--- Supplied records Enclosed Below ---

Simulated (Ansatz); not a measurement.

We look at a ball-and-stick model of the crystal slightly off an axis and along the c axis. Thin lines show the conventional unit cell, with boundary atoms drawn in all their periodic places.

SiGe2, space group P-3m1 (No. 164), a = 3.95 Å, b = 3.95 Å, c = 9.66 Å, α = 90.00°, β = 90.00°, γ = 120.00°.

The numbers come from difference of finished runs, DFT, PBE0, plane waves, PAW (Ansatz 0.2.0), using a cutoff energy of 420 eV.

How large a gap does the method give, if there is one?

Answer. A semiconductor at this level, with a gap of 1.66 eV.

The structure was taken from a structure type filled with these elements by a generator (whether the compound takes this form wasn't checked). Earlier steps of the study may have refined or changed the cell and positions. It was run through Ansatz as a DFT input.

--- End of Enclosed Supplied records ---

» **Requirement**:
Starting at the first line of the material above, reproduce each line exactly up to and including the line with "The numbers come".

» **Worked solution**:
Simulated (Ansatz); not a measurement.

We look at a ball-and-stick model of the crystal slightly off an axis and along the c axis. Thin lines show the conventional unit cell, with boundary atoms drawn in all their periodic places.

SiGe2, space group P-3m1 (No. 164), a = 3.95 Å, b = 3.95 Å, c = 9.66 Å, α = 90.00°, β = 90.00°, γ = 120.00°.

The numbers come from difference of finished runs, DFT, PBE0, plane waves, PAW (Ansatz 0.2.0), using a cutoff energy of 420 eV.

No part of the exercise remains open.